RECORDS SUPPLIED:
·····

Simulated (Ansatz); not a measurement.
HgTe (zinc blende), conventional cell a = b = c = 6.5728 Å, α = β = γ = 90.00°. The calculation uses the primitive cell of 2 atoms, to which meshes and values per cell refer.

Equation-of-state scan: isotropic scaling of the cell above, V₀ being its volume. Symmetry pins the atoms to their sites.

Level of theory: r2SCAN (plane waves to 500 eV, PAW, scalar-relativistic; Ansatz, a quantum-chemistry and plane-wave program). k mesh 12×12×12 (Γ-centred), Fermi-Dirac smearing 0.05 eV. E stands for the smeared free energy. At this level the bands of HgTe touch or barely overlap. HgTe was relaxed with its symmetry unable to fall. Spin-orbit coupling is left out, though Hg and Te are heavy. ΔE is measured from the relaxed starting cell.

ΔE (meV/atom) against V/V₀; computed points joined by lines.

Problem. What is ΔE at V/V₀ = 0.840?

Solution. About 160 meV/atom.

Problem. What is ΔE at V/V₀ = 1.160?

·····

WORK REQUEST: Retype all the material above precisely, with no line left out.

TASK SOLUTION:
Simulated (Ansatz); not a measurement.
HgTe (zinc blende), conventional cell a = b = c = 6.5728 Å, α = β = γ = 90.00°. The calculation uses the primitive cell of 2 atoms, to which meshes and values per cell refer.

Equation-of-state scan: isotropic scaling of the cell above, V₀ being its volume. Symmetry pins the atoms to their sites.

Level of theory: r2SCAN (plane waves to 500 eV, PAW, scalar-relativistic; Ansatz, a quantum-chemistry and plane-wave program). k mesh 12×12×12 (Γ-centred), Fermi-Dirac smearing 0.05 eV. E stands for the smeared free energy. At this level the bands of HgTe touch or barely overlap. HgTe was relaxed with its symmetry unable to fall. Spin-orbit coupling is left out, though Hg and Te are heavy. ΔE is measured from the relaxed starting cell.

ΔE (meV/atom) against V/V₀; computed points joined by lines.

Problem. What is ΔE at V/V₀ = 0.840?

Solution. About 160 meV/atom.

Problem. What is ΔE at V/V₀ = 1.160?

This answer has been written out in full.